────────

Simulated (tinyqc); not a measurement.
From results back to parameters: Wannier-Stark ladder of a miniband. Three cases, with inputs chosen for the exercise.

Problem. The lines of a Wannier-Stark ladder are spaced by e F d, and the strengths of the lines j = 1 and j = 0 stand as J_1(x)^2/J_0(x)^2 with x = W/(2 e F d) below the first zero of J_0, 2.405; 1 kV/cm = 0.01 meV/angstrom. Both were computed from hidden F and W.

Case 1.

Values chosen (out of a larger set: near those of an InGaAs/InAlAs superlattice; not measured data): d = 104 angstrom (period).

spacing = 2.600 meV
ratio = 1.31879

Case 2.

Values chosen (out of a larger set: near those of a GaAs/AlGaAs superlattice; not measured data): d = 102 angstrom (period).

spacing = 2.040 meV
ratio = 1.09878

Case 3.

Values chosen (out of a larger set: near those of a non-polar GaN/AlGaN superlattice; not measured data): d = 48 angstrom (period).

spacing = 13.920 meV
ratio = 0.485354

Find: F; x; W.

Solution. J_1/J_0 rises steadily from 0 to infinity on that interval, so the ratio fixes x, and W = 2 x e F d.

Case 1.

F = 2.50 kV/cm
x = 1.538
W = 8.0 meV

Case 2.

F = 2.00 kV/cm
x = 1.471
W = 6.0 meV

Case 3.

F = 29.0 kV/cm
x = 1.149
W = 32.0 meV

────────

▶ _REQUIREMENT_
Each entry must be set down exactly as it appears.

▶ _WRITTEN SOLUTION_
Simulated (tinyqc); not a measurement.
From results back to parameters: Wannier-Stark ladder of a miniband. Three cases, with inputs chosen for the exercise.

Problem. The lines of a Wannier-Stark ladder are spaced by e F d, and the strengths of the lines j = 1 and j = 0 stand as J_1(x)^2/J_0(x)^2 with x = W/(2 e F d) below the first zero of J_0, 2.405; 1 kV/cm = 0.01 meV/angstrom. Both were computed from hidden F and W.

Case 1.

Values chosen (out of a larger set: near those of an InGaAs/InAlAs superlattice; not measured data): d = 104 angstrom (period).

spacing = 2.600 meV
ratio = 1.31879

Case 2.

Values chosen (out of a larger set: near those of a GaAs/AlGaAs superlattice; not measured data): d = 102 angstrom (period).

spacing = 2.040 meV
ratio = 1.09878

Case 3.

Values chosen (out of a larger set: near those of a non-polar GaN/AlGaN superlattice; not measured data): d = 48 angstrom (period).

spacing = 13.920 meV
ratio = 0.485354

Find: F; x; W.

Solution. J_1/J_0 rises steadily from 0 to infinity on that interval, so the ratio fixes x, and W = 2 x e F d.

Case 1.

F = 2.50 kV/cm
x = 1.538
W = 8.0 meV

Case 2.

F = 2.00 kV/cm
x = 1.471
W = 6.0 meV

Case 3.

F = 29.0 kV/cm
x = 1.149
W = 32.0 meV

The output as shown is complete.